> _Dataset_
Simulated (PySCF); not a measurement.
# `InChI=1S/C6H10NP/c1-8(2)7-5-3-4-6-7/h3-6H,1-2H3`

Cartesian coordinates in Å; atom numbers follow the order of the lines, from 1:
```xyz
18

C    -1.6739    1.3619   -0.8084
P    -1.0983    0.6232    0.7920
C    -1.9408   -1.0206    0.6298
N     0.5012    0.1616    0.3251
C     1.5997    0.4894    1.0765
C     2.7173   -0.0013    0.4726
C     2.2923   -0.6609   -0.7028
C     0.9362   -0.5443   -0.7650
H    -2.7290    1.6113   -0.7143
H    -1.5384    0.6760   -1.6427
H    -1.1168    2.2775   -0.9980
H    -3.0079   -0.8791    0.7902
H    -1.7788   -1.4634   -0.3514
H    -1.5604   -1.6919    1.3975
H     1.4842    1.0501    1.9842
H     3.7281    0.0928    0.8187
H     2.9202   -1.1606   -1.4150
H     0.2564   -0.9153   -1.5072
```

> _Work request_
Print the whole listing exactly as it is.

> _Your solution_
Simulated (PySCF); not a measurement.
# `InChI=1S/C6H10NP/c1-8(2)7-5-3-4-6-7/h3-6H,1-2H3`

Cartesian coordinates in Å; atom numbers follow the order of the lines, from 1:
```xyz
18

C    -1.6739    1.3619   -0.8084
P    -1.0983    0.6232    0.7920
C    -1.9408   -1.0206    0.6298
N     0.5012    0.1616    0.3251
C     1.5997    0.4894    1.0765
C     2.7173   -0.0013    0.4726
C     2.2923   -0.6609   -0.7028
C     0.9362   -0.5443   -0.7650
H    -2.7290    1.6113   -0.7143
H    -1.5384    0.6760   -1.6427
H    -1.1168    2.2775   -0.9980
H    -3.0079   -0.8791    0.7902
H    -1.7788   -1.4634   -0.3514
H    -1.5604   -1.6919    1.3975
H     1.4842    1.0501    1.9842
H     3.7281    0.0928    0.8187
H     2.9202   -1.1606   -1.4150
H     0.2564   -0.9153   -1.5072
```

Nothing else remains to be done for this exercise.